§ Work item: When responding, copy every record below exactly as it appears.

##### Dataset excerpts

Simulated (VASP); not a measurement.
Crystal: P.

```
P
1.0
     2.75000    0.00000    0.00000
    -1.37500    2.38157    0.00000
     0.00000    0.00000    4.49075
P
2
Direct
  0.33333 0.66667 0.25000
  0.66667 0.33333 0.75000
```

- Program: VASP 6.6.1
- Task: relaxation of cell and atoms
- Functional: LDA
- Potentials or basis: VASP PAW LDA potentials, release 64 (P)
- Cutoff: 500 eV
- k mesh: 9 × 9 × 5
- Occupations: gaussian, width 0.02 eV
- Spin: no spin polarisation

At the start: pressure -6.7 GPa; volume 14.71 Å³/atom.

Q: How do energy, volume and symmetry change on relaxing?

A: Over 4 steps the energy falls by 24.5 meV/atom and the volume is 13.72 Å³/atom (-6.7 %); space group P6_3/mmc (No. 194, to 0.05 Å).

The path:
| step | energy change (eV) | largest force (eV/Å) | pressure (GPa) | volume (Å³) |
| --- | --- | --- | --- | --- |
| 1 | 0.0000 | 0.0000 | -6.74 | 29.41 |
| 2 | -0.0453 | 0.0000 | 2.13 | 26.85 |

##########

§ Task response:
Simulated (VASP); not a measurement.
Crystal: P.

```
P
1.0
     2.75000    0.00000    0.00000
    -1.37500    2.38157    0.00000
     0.00000    0.00000    4.49075
P
2
Direct
  0.33333 0.66667 0.25000
  0.66667 0.33333 0.75000
```

- Program: VASP 6.6.1
- Task: relaxation of cell and atoms
- Functional: LDA
- Potentials or basis: VASP PAW LDA potentials, release 64 (P)
- Cutoff: 500 eV
- k mesh: 9 × 9 × 5
- Occupations: gaussian, width 0.02 eV
- Spin: no spin polarisation

At the start: pressure -6.7 GPa; volume 14.71 Å³/atom.

Q: How do energy, volume and symmetry change on relaxing?

A: Over 4 steps the energy falls by 24.5 meV/atom and the volume is 13.72 Å³/atom (-6.7 %); space group P6_3/mmc (No. 194, to 0.05 Å).

The path:
| step | energy change (eV) | largest force (eV/Å) | pressure (GPa) | volume (Å³) |
| --- | --- | --- | --- | --- |
| 1 | 0.0000 | 0.0000 | -6.74 | 29.41 |
| 2 | -0.0453 | 0.0000 | 2.13 | 26.85 |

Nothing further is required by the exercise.